### Exercise
All entries below are to be set down again exactly as given.

### Dataset extract
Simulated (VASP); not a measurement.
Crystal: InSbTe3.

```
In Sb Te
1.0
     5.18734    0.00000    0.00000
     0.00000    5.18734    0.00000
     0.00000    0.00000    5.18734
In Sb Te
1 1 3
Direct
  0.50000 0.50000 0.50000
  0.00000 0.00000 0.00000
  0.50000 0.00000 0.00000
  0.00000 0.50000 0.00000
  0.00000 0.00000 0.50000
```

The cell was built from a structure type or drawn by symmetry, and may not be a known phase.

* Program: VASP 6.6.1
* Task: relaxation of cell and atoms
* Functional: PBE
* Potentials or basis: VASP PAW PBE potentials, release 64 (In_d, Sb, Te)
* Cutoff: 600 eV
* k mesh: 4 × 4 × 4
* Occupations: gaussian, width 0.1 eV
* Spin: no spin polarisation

### Task response
Simulated (VASP); not a measurement.
Crystal: InSbTe3.

```
In Sb Te
1.0
     5.18734    0.00000    0.00000
     0.00000    5.18734    0.00000
     0.00000    0.00000    5.18734
In Sb Te
1 1 3
Direct
  0.50000 0.50000 0.50000
  0.00000 0.00000 0.00000
  0.50000 0.00000 0.00000
  0.00000 0.50000 0.00000
  0.00000 0.00000 0.50000
```

The cell was built from a structure type or drawn by symmetry, and may not be a known phase.

* Program: VASP 6.6.1
* Task: relaxation of cell and atoms
* Functional: PBE
* Potentials or basis: VASP PAW PBE potentials, release 64 (In_d, Sb, Te)
* Cutoff: 600 eV
* k mesh: 4 × 4 × 4
* Occupations: gaussian, width 0.1 eV
* Spin: no spin polarisation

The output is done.